:: Material supplied

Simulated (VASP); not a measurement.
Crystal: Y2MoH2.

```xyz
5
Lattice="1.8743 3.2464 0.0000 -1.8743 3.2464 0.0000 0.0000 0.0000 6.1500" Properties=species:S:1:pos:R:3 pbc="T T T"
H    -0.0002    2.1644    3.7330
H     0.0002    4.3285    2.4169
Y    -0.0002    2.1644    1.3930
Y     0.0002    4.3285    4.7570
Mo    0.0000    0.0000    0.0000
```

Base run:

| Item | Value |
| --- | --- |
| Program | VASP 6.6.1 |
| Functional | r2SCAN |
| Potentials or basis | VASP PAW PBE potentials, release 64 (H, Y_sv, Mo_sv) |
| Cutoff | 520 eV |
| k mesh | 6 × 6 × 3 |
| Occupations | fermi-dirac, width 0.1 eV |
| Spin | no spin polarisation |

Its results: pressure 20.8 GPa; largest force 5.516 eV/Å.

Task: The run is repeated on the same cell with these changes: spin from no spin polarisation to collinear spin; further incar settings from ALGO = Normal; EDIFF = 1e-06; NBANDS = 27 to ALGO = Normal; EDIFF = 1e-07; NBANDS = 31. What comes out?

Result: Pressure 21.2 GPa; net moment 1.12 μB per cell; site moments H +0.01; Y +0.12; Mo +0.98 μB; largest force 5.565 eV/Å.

::::

Work request:
All lines of the data are to be repeated exactly as they stand.

Written answer:
Simulated (VASP); not a measurement.
Crystal: Y2MoH2.

```xyz
5
Lattice="1.8743 3.2464 0.0000 -1.8743 3.2464 0.0000 0.0000 0.0000 6.1500" Properties=species:S:1:pos:R:3 pbc="T T T"
H    -0.0002    2.1644    3.7330
H     0.0002    4.3285    2.4169
Y    -0.0002    2.1644    1.3930
Y     0.0002    4.3285    4.7570
Mo    0.0000    0.0000    0.0000
```

Base run:

| Item | Value |
| --- | --- |
| Program | VASP 6.6.1 |
| Functional | r2SCAN |
| Potentials or basis | VASP PAW PBE potentials, release 64 (H, Y_sv, Mo_sv) |
| Cutoff | 520 eV |
| k mesh | 6 × 6 × 3 |
| Occupations | fermi-dirac, width 0.1 eV |
| Spin | no spin polarisation |

Its results: pressure 20.8 GPa; largest force 5.516 eV/Å.

Task: The run is repeated on the same cell with these changes: spin from no spin polarisation to collinear spin; further incar settings from ALGO = Normal; EDIFF = 1e-06; NBANDS = 27 to ALGO = Normal; EDIFF = 1e-07; NBANDS = 31. What comes out?

Result: Pressure 21.2 GPa; net moment 1.12 μB per cell; site moments H +0.01; Y +0.12; Mo +0.98 μB; largest force 5.565 eV/Å.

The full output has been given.